### Requirement
Please write out, exactly as given, every line of the entries below up to and including the line with "Solution. The energy".

◆ ◆ ◆ ◆ ◆
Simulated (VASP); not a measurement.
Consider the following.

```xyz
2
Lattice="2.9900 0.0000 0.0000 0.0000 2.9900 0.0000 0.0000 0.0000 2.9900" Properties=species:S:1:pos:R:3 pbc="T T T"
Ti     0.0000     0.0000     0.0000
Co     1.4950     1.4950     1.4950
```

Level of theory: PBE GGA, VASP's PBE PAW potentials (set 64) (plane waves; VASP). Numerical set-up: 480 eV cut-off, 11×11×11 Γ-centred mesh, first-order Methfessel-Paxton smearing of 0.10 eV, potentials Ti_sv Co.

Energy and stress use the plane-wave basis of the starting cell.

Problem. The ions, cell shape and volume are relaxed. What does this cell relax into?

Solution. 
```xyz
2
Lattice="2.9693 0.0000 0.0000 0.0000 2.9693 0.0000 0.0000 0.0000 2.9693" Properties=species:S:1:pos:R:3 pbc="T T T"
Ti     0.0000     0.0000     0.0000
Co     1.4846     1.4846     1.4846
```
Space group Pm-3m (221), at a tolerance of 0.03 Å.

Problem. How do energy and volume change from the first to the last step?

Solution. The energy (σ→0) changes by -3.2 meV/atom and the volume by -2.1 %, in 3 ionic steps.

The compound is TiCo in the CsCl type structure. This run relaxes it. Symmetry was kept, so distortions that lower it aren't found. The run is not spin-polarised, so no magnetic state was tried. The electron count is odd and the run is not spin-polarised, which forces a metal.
◆ ◆ ◆ ◆ ◆

### Response box
Simulated (VASP); not a measurement.
Consider the following.

```xyz
2
Lattice="2.9900 0.0000 0.0000 0.0000 2.9900 0.0000 0.0000 0.0000 2.9900" Properties=species:S:1:pos:R:3 pbc="T T T"
Ti     0.0000     0.0000     0.0000
Co     1.4950     1.4950     1.4950
```

Level of theory: PBE GGA, VASP's PBE PAW potentials (set 64) (plane waves; VASP). Numerical set-up: 480 eV cut-off, 11×11×11 Γ-centred mesh, first-order Methfessel-Paxton smearing of 0.10 eV, potentials Ti_sv Co.

Energy and stress use the plane-wave basis of the starting cell.

Problem. The ions, cell shape and volume are relaxed. What does this cell relax into?

Solution. 
```xyz
2
Lattice="2.9693 0.0000 0.0000 0.0000 2.9693 0.0000 0.0000 0.0000 2.9693" Properties=species:S:1:pos:R:3 pbc="T T T"
Ti     0.0000     0.0000     0.0000
Co     1.4846     1.4846     1.4846
```
Space group Pm-3m (221), at a tolerance of 0.03 Å.

Problem. How do energy and volume change from the first to the last step?

Solution. The energy (σ→0) changes by -3.2 meV/atom and the volume by -2.1 %, in 3 ionic steps.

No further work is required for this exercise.